### ASSIGNED TASK:
Restate word for word the lines that begin the listing and end with the line holding "Computed, not measured: PBE0-D3(BJ)/def2-SVP".

::: DATA
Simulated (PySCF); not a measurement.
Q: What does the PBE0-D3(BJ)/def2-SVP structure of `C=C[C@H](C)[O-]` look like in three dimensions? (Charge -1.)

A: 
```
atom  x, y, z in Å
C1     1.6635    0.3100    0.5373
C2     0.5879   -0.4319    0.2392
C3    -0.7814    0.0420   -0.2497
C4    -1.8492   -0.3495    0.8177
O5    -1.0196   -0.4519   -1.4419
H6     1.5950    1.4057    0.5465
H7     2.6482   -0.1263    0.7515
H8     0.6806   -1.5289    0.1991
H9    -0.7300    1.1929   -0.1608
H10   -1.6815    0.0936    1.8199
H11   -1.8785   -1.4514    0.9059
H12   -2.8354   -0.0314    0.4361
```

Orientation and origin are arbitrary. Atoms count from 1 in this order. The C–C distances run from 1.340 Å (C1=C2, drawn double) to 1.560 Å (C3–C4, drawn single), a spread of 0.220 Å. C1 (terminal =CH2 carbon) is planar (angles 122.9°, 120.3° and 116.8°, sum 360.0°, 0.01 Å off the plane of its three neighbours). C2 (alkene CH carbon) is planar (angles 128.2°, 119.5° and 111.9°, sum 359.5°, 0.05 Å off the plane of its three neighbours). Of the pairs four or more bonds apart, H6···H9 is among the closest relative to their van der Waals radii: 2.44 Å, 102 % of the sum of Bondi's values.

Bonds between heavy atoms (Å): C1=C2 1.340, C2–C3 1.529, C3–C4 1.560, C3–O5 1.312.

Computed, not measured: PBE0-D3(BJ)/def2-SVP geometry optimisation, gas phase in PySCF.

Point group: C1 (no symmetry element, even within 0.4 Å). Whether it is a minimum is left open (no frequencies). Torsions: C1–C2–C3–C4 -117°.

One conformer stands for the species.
::::::

### WRITTEN ANSWER:
Simulated (PySCF); not a measurement.
Q: What does the PBE0-D3(BJ)/def2-SVP structure of `C=C[C@H](C)[O-]` look like in three dimensions? (Charge -1.)

A: 
```
atom  x, y, z in Å
C1     1.6635    0.3100    0.5373
C2     0.5879   -0.4319    0.2392
C3    -0.7814    0.0420   -0.2497
C4    -1.8492   -0.3495    0.8177
O5    -1.0196   -0.4519   -1.4419
H6     1.5950    1.4057    0.5465
H7     2.6482   -0.1263    0.7515
H8     0.6806   -1.5289    0.1991
H9    -0.7300    1.1929   -0.1608
H10   -1.6815    0.0936    1.8199
H11   -1.8785   -1.4514    0.9059
H12   -2.8354   -0.0314    0.4361
```

Orientation and origin are arbitrary. Atoms count from 1 in this order. The C–C distances run from 1.340 Å (C1=C2, drawn double) to 1.560 Å (C3–C4, drawn single), a spread of 0.220 Å. C1 (terminal =CH2 carbon) is planar (angles 122.9°, 120.3° and 116.8°, sum 360.0°, 0.01 Å off the plane of its three neighbours). C2 (alkene CH carbon) is planar (angles 128.2°, 119.5° and 111.9°, sum 359.5°, 0.05 Å off the plane of its three neighbours). Of the pairs four or more bonds apart, H6···H9 is among the closest relative to their van der Waals radii: 2.44 Å, 102 % of the sum of Bondi's values.

Bonds between heavy atoms (Å): C1=C2 1.340, C2–C3 1.529, C3–C4 1.560, C3–O5 1.312.

Computed, not measured: PBE0-D3(BJ)/def2-SVP geometry optimisation, gas phase in PySCF.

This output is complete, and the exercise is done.